» ASSIGNMENT
The answer is a stretch of the material below, returned exactly: the line containing "states/eV per cell |", the line containing "cell) -0.84 |", and all lines between.

» RECORD EXCERPTS
○ ○ ○ ○ ○ ○ ○
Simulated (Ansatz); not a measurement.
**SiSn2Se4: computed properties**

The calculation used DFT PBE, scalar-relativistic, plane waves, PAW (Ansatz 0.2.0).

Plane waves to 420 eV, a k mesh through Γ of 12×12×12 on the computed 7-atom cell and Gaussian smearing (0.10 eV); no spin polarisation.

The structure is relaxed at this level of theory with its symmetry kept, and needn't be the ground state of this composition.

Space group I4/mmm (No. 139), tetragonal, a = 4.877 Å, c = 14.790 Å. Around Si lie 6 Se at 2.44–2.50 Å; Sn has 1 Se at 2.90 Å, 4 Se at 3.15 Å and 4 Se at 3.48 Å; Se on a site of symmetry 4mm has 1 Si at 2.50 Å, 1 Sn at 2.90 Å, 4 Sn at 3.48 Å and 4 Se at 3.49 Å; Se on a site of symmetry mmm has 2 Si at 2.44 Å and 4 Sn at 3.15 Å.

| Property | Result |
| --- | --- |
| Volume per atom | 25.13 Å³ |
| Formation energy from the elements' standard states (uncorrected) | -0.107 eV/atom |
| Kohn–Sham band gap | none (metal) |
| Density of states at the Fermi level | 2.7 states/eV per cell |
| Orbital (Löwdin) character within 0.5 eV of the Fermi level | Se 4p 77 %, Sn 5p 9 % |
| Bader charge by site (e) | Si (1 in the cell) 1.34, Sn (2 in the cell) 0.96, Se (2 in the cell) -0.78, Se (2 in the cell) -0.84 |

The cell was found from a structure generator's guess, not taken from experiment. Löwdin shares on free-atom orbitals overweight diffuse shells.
○ ○ ○ ○ ○ ○ ○

» EXERCISE RESPONSE
| Density of states at the Fermi level | 2.7 states/eV per cell |
| Orbital (Löwdin) character within 0.5 eV of the Fermi level | Se 4p 77 %, Sn 5p 9 % |
| Bader charge by site (e) | Si (1 in the cell) 1.34, Sn (2 in the cell) 0.96, Se (2 in the cell) -0.78, Se (2 in the cell) -0.84 |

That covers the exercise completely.